====== Data section

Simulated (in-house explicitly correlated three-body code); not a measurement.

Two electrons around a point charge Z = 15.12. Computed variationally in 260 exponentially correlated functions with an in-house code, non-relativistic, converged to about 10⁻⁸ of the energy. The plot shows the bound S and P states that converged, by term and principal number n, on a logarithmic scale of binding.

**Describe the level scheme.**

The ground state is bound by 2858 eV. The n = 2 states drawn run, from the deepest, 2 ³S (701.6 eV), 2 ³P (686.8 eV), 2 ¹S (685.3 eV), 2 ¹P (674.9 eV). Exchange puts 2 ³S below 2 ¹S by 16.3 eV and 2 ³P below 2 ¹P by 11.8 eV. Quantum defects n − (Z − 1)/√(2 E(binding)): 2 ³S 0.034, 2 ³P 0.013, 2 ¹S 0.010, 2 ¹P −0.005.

============

--- Task item ---
All lines above from the one containing "Two electrons around" to the one containing "the level scheme.**" must be repeated exactly, both lines included, and no others.

--- Exercise solution ---
Two electrons around a point charge Z = 15.12. Computed variationally in 260 exponentially correlated functions with an in-house code, non-relativistic, converged to about 10⁻⁸ of the energy. The plot shows the bound S and P states that converged, by term and principal number n, on a logarithmic scale of binding.

**Describe the level scheme.**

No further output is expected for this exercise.